EXTRACTED ENTRIES
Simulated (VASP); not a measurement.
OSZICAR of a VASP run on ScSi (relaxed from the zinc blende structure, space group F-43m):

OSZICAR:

WORK TASK
Print the records verbatim, stopping after the "OSZICAR of a" line.

REPLY
Simulated (VASP); not a measurement.
OSZICAR of a VASP run on ScSi (relaxed from the zinc blende structure, space group F-43m):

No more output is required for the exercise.